....

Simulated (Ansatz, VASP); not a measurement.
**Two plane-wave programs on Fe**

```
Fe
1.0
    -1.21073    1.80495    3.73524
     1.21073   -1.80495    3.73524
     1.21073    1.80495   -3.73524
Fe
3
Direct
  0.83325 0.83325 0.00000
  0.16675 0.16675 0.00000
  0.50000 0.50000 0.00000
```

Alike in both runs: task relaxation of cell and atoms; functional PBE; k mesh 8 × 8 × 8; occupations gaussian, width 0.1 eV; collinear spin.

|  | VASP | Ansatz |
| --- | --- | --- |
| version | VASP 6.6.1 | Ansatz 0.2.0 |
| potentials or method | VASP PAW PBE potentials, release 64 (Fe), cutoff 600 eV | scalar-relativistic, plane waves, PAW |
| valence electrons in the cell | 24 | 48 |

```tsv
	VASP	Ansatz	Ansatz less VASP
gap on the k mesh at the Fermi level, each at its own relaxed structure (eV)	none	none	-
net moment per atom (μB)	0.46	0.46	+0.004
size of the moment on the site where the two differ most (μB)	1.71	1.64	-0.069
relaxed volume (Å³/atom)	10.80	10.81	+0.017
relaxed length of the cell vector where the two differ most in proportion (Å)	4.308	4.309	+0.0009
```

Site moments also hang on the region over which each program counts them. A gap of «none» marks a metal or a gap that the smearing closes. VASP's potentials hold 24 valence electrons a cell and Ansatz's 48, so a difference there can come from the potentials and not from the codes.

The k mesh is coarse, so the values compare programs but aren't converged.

....

WORK REQUEST
Retype exactly the lines from the first line of the records above through the line containing "Site moments also", both included, and nothing else.

YOUR SOLUTION
Simulated (Ansatz, VASP); not a measurement.
**Two plane-wave programs on Fe**

```
Fe
1.0
    -1.21073    1.80495    3.73524
     1.21073   -1.80495    3.73524
     1.21073    1.80495   -3.73524
Fe
3
Direct
  0.83325 0.83325 0.00000
  0.16675 0.16675 0.00000
  0.50000 0.50000 0.00000
```

Alike in both runs: task relaxation of cell and atoms; functional PBE; k mesh 8 × 8 × 8; occupations gaussian, width 0.1 eV; collinear spin.

|  | VASP | Ansatz |
| --- | --- | --- |
| version | VASP 6.6.1 | Ansatz 0.2.0 |
| potentials or method | VASP PAW PBE potentials, release 64 (Fe), cutoff 600 eV | scalar-relativistic, plane waves, PAW |
| valence electrons in the cell | 24 | 48 |

```tsv
	VASP	Ansatz	Ansatz less VASP
gap on the k mesh at the Fermi level, each at its own relaxed structure (eV)	none	none	-
net moment per atom (μB)	0.46	0.46	+0.004
size of the moment on the site where the two differ most (μB)	1.71	1.64	-0.069
relaxed volume (Å³/atom)	10.80	10.81	+0.017
relaxed length of the cell vector where the two differ most in proportion (Å)	4.308	4.309	+0.0009
```

Site moments also hang on the region over which each program counts them. A gap of «none» marks a metal or a gap that the smearing closes. VASP's potentials hold 24 valence electrons a cell and Ansatz's 48, so a difference there can come from the potentials and not from the codes.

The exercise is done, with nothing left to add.